*** Block opens ***
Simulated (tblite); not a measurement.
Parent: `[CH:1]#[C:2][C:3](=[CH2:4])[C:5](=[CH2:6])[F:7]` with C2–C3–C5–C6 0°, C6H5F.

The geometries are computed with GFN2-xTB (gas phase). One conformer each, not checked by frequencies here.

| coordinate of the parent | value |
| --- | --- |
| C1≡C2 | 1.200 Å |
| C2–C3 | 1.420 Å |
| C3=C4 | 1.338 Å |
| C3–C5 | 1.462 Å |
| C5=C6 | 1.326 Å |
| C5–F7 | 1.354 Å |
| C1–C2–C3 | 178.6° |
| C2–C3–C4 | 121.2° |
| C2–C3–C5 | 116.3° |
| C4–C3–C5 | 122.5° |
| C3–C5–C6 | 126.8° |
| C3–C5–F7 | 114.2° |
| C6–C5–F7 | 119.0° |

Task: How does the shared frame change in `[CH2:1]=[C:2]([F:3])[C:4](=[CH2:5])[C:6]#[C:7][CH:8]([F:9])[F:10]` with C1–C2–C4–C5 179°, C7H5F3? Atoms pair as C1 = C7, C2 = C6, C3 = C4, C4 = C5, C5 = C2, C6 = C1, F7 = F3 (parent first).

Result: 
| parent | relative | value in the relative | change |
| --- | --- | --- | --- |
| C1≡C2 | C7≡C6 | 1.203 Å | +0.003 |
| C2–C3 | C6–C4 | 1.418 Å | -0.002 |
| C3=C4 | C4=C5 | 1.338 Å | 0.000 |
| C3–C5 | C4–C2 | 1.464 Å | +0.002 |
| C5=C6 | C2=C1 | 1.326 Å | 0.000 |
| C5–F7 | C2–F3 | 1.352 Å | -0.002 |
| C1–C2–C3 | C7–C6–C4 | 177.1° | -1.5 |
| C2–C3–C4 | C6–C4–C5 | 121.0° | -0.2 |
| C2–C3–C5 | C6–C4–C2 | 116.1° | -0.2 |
*** Block closes ***

Work item:
Output the records above exactly, from their first line through the line that contains "121.0° | -0.2 |", and add nothing.

Exercise output:
Simulated (tblite); not a measurement.
Parent: `[CH:1]#[C:2][C:3](=[CH2:4])[C:5](=[CH2:6])[F:7]` with C2–C3–C5–C6 0°, C6H5F.

The geometries are computed with GFN2-xTB (gas phase). One conformer each, not checked by frequencies here.

| coordinate of the parent | value |
| --- | --- |
| C1≡C2 | 1.200 Å |
| C2–C3 | 1.420 Å |
| C3=C4 | 1.338 Å |
| C3–C5 | 1.462 Å |
| C5=C6 | 1.326 Å |
| C5–F7 | 1.354 Å |
| C1–C2–C3 | 178.6° |
| C2–C3–C4 | 121.2° |
| C2–C3–C5 | 116.3° |
| C4–C3–C5 | 122.5° |
| C3–C5–C6 | 126.8° |
| C3–C5–F7 | 114.2° |
| C6–C5–F7 | 119.0° |

Task: How does the shared frame change in `[CH2:1]=[C:2]([F:3])[C:4](=[CH2:5])[C:6]#[C:7][CH:8]([F:9])[F:10]` with C1–C2–C4–C5 179°, C7H5F3? Atoms pair as C1 = C7, C2 = C6, C3 = C4, C4 = C5, C5 = C2, C6 = C1, F7 = F3 (parent first).

Result: 
| parent | relative | value in the relative | change |
| --- | --- | --- | --- |
| C1≡C2 | C7≡C6 | 1.203 Å | +0.003 |
| C2–C3 | C6–C4 | 1.418 Å | -0.002 |
| C3=C4 | C4=C5 | 1.338 Å | 0.000 |
| C3–C5 | C4–C2 | 1.464 Å | +0.002 |
| C5=C6 | C2=C1 | 1.326 Å | 0.000 |
| C5–F7 | C2–F3 | 1.352 Å | -0.002 |
| C1–C2–C3 | C7–C6–C4 | 177.1° | -1.5 |
| C2–C3–C4 | C6–C4–C5 | 121.0° | -0.2 |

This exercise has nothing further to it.